Given the listing below, write out exactly the lines starting with the line that has "The numbers are" and going on through the line that has "The pressure is its mean diagonal, -1.39 GPa.", both kept.

*** Opening of EXTRACTED INFORMATION ***

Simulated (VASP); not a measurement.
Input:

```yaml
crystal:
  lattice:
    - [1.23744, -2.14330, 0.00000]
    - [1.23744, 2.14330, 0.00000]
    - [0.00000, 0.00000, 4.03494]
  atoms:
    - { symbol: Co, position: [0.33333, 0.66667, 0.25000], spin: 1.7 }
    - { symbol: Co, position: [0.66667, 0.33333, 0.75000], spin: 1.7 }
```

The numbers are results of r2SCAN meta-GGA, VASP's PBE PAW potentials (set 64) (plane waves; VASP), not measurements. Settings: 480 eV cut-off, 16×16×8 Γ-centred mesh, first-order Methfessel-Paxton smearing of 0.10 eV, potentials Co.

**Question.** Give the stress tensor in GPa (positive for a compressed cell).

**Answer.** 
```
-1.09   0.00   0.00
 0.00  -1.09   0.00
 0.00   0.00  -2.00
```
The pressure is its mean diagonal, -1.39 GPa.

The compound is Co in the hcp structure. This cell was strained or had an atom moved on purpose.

*** Close of EXTRACTED INFORMATION ***

*WRITTEN SOLUTION*.
The numbers are results of r2SCAN meta-GGA, VASP's PBE PAW potentials (set 64) (plane waves; VASP), not measurements. Settings: 480 eV cut-off, 16×16×8 Γ-centred mesh, first-order Methfessel-Paxton smearing of 0.10 eV, potentials Co.

**Question.** Give the stress tensor in GPa (positive for a compressed cell).

**Answer.** 
```
-1.09   0.00   0.00
 0.00  -1.09   0.00
 0.00   0.00  -2.00
```
The pressure is its mean diagonal, -1.39 GPa.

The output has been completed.